Required action → Please give again, word for word, the lines that lie between the start of the listing below and the line with "Hardware: 1 thread", both included.

Stored data →
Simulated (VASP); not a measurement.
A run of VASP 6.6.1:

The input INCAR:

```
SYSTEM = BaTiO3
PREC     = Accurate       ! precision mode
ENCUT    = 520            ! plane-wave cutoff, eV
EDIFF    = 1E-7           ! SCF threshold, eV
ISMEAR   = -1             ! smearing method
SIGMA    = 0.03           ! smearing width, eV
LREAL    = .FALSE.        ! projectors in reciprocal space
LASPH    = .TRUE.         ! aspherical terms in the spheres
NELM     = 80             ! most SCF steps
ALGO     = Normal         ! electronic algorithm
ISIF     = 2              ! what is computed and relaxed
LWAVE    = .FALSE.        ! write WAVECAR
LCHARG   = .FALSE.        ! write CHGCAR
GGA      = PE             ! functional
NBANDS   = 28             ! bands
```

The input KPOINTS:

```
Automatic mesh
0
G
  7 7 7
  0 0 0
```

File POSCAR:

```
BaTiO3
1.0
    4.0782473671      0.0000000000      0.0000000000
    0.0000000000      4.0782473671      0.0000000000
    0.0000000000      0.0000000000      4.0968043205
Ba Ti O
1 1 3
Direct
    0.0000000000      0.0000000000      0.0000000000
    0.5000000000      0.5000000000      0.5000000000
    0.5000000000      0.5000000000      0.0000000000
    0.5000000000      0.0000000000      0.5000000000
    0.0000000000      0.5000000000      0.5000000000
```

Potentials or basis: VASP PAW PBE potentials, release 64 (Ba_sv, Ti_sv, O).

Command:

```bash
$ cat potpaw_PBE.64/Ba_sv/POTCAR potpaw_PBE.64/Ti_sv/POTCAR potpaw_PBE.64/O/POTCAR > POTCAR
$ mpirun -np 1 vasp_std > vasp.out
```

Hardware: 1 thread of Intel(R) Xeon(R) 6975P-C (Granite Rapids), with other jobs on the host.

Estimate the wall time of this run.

Worked solution →
Simulated (VASP); not a measurement.
A run of VASP 6.6.1:

The input INCAR:

```
SYSTEM = BaTiO3
PREC     = Accurate       ! precision mode
ENCUT    = 520            ! plane-wave cutoff, eV
EDIFF    = 1E-7           ! SCF threshold, eV
ISMEAR   = -1             ! smearing method
SIGMA    = 0.03           ! smearing width, eV
LREAL    = .FALSE.        ! projectors in reciprocal space
LASPH    = .TRUE.         ! aspherical terms in the spheres
NELM     = 80             ! most SCF steps
ALGO     = Normal         ! electronic algorithm
ISIF     = 2              ! what is computed and relaxed
LWAVE    = .FALSE.        ! write WAVECAR
LCHARG   = .FALSE.        ! write CHGCAR
GGA      = PE             ! functional
NBANDS   = 28             ! bands
```

The input KPOINTS:

```
Automatic mesh
0
G
  7 7 7
  0 0 0
```

File POSCAR:

```
BaTiO3
1.0
    4.0782473671      0.0000000000      0.0000000000
    0.0000000000      4.0782473671      0.0000000000
    0.0000000000      0.0000000000      4.0968043205
Ba Ti O
1 1 3
Direct
    0.0000000000      0.0000000000      0.0000000000
    0.5000000000      0.5000000000      0.5000000000
    0.5000000000      0.5000000000      0.0000000000
    0.5000000000      0.0000000000      0.5000000000
    0.0000000000      0.5000000000      0.5000000000
```

Potentials or basis: VASP PAW PBE potentials, release 64 (Ba_sv, Ti_sv, O).

Command:

```bash
$ cat potpaw_PBE.64/Ba_sv/POTCAR potpaw_PBE.64/Ti_sv/POTCAR potpaw_PBE.64/O/POTCAR > POTCAR
$ mpirun -np 1 vasp_std > vasp.out
```

Hardware: 1 thread of Intel(R) Xeon(R) 6975P-C (Granite Rapids), with other jobs on the host.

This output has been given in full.